Extracted material
***

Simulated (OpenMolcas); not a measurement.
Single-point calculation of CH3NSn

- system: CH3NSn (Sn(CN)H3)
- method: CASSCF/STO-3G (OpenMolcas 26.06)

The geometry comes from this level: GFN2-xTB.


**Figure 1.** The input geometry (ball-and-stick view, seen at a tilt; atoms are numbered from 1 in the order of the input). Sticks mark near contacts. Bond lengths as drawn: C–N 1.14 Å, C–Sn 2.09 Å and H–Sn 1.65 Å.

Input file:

***

Brief
Your answer should be the full set of records, printed exactly.

Written solution
Simulated (OpenMolcas); not a measurement.
Single-point calculation of CH3NSn

- system: CH3NSn (Sn(CN)H3)
- method: CASSCF/STO-3G (OpenMolcas 26.06)

The geometry comes from this level: GFN2-xTB.


**Figure 1.** The input geometry (ball-and-stick view, seen at a tilt; atoms are numbered from 1 in the order of the input). Sticks mark near contacts. Bond lengths as drawn: C–N 1.14 Å, C–Sn 2.09 Å and H–Sn 1.65 Å.

Input file:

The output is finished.